[Data provided]
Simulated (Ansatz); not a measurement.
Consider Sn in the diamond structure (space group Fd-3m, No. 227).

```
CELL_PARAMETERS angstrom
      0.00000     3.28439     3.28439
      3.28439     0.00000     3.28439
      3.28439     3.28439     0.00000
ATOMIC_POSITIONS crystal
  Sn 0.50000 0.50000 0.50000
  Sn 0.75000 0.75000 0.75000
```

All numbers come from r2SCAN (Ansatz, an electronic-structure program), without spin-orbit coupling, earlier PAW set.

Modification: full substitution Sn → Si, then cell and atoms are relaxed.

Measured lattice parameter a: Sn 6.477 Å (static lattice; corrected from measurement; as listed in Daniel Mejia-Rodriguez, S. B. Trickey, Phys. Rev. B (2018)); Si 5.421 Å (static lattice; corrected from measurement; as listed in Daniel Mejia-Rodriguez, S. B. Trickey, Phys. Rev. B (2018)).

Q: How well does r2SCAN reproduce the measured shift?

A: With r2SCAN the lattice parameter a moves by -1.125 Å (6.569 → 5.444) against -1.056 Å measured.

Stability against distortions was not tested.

[Assignment] With nothing omitted, set down all of the records again.

[Written solution]
Simulated (Ansatz); not a measurement.
Consider Sn in the diamond structure (space group Fd-3m, No. 227).

```
CELL_PARAMETERS angstrom
      0.00000     3.28439     3.28439
      3.28439     0.00000     3.28439
      3.28439     3.28439     0.00000
ATOMIC_POSITIONS crystal
  Sn 0.50000 0.50000 0.50000
  Sn 0.75000 0.75000 0.75000
```

All numbers come from r2SCAN (Ansatz, an electronic-structure program), without spin-orbit coupling, earlier PAW set.

Modification: full substitution Sn → Si, then cell and atoms are relaxed.

Measured lattice parameter a: Sn 6.477 Å (static lattice; corrected from measurement; as listed in Daniel Mejia-Rodriguez, S. B. Trickey, Phys. Rev. B (2018)); Si 5.421 Å (static lattice; corrected from measurement; as listed in Daniel Mejia-Rodriguez, S. B. Trickey, Phys. Rev. B (2018)).

Q: How well does r2SCAN reproduce the measured shift?

A: With r2SCAN the lattice parameter a moves by -1.125 Å (6.569 → 5.444) against -1.056 Å measured.

Stability against distortions was not tested.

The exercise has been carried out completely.